- Excerpted records
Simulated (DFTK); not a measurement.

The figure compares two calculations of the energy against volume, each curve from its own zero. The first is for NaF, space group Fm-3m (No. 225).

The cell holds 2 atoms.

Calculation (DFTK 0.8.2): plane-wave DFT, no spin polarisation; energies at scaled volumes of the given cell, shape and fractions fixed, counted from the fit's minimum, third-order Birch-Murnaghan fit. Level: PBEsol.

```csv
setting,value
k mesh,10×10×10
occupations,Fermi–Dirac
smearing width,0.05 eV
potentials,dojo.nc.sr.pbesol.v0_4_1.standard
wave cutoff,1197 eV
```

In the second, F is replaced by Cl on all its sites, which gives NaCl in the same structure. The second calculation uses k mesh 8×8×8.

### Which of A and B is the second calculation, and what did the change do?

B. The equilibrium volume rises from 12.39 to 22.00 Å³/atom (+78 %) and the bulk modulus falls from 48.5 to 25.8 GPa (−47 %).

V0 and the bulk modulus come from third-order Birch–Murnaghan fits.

- Work instruction
For the material above, reproduce exactly the lines from the line with "The figure compares" to the line with "### Which of", inclusive, and exclude all others.

- Answer box
The figure compares two calculations of the energy against volume, each curve from its own zero. The first is for NaF, space group Fm-3m (No. 225).

The cell holds 2 atoms.

Calculation (DFTK 0.8.2): plane-wave DFT, no spin polarisation; energies at scaled volumes of the given cell, shape and fractions fixed, counted from the fit's minimum, third-order Birch-Murnaghan fit. Level: PBEsol.

```csv
setting,value
k mesh,10×10×10
occupations,Fermi–Dirac
smearing width,0.05 eV
potentials,dojo.nc.sr.pbesol.v0_4_1.standard
wave cutoff,1197 eV
```

In the second, F is replaced by Cl on all its sites, which gives NaCl in the same structure. The second calculation uses k mesh 8×8×8.

### Which of A and B is the second calculation, and what did the change do?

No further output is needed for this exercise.